Exercise → Print out every line of the listing below without alteration.

Listed entries →
——————
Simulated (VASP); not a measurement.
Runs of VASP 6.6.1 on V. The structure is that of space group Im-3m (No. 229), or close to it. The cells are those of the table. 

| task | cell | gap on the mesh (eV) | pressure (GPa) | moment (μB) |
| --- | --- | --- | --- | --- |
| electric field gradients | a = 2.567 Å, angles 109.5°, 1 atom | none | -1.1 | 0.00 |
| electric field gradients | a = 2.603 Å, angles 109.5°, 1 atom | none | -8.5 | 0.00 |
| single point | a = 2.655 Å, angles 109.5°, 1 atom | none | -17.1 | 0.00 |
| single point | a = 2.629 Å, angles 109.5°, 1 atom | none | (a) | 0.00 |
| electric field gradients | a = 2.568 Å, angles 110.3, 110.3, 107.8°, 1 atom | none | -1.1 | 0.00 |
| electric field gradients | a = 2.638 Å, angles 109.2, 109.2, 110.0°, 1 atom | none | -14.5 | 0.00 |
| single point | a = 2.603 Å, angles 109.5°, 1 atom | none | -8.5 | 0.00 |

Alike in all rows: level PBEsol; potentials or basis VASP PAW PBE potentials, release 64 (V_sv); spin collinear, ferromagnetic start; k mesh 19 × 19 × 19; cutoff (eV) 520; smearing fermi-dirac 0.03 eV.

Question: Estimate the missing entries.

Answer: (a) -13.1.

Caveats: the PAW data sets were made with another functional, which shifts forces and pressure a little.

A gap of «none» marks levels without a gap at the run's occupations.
——————

Response area →
Simulated (VASP); not a measurement.
Runs of VASP 6.6.1 on V. The structure is that of space group Im-3m (No. 229), or close to it. The cells are those of the table. 

| task | cell | gap on the mesh (eV) | pressure (GPa) | moment (μB) |
| --- | --- | --- | --- | --- |
| electric field gradients | a = 2.567 Å, angles 109.5°, 1 atom | none | -1.1 | 0.00 |
| electric field gradients | a = 2.603 Å, angles 109.5°, 1 atom | none | -8.5 | 0.00 |
| single point | a = 2.655 Å, angles 109.5°, 1 atom | none | -17.1 | 0.00 |
| single point | a = 2.629 Å, angles 109.5°, 1 atom | none | (a) | 0.00 |
| electric field gradients | a = 2.568 Å, angles 110.3, 110.3, 107.8°, 1 atom | none | -1.1 | 0.00 |
| electric field gradients | a = 2.638 Å, angles 109.2, 109.2, 110.0°, 1 atom | none | -14.5 | 0.00 |
| single point | a = 2.603 Å, angles 109.5°, 1 atom | none | -8.5 | 0.00 |

Alike in all rows: level PBEsol; potentials or basis VASP PAW PBE potentials, release 64 (V_sv); spin collinear, ferromagnetic start; k mesh 19 × 19 × 19; cutoff (eV) 520; smearing fermi-dirac 0.03 eV.

Question: Estimate the missing entries.

Answer: (a) -13.1.

Caveats: the PAW data sets were made with another functional, which shifts forces and pressure a little.

A gap of «none» marks levels without a gap at the run's occupations.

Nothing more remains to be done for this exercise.